Brief: Each entry below is to be duplicated precisely.

(Data records Opens)

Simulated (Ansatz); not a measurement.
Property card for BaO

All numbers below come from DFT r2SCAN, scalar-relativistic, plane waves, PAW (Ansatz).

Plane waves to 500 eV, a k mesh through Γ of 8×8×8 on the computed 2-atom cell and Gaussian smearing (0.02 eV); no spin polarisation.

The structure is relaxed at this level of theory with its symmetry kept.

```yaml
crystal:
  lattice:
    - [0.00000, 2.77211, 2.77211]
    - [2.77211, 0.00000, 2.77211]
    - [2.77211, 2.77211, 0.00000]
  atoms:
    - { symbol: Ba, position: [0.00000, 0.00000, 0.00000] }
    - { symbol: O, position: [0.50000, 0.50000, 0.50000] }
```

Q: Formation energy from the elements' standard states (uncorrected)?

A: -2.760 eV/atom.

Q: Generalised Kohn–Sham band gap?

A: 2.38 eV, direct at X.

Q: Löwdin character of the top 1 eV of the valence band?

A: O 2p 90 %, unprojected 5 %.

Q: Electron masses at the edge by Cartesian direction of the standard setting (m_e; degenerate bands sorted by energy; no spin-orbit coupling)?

(Data records Closes)

Exercise response:
Simulated (Ansatz); not a measurement.
Property card for BaO

All numbers below come from DFT r2SCAN, scalar-relativistic, plane waves, PAW (Ansatz).

Plane waves to 500 eV, a k mesh through Γ of 8×8×8 on the computed 2-atom cell and Gaussian smearing (0.02 eV); no spin polarisation.

The structure is relaxed at this level of theory with its symmetry kept.

```yaml
crystal:
  lattice:
    - [0.00000, 2.77211, 2.77211]
    - [2.77211, 0.00000, 2.77211]
    - [2.77211, 2.77211, 0.00000]
  atoms:
    - { symbol: Ba, position: [0.00000, 0.00000, 0.00000] }
    - { symbol: O, position: [0.50000, 0.50000, 0.50000] }
```

Q: Formation energy from the elements' standard states (uncorrected)?

A: -2.760 eV/atom.

Q: Generalised Kohn–Sham band gap?

A: 2.38 eV, direct at X.

Q: Löwdin character of the top 1 eV of the valence band?

A: O 2p 90 %, unprojected 5 %.

Q: Electron masses at the edge by Cartesian direction of the standard setting (m_e; degenerate bands sorted by energy; no spin-orbit coupling)?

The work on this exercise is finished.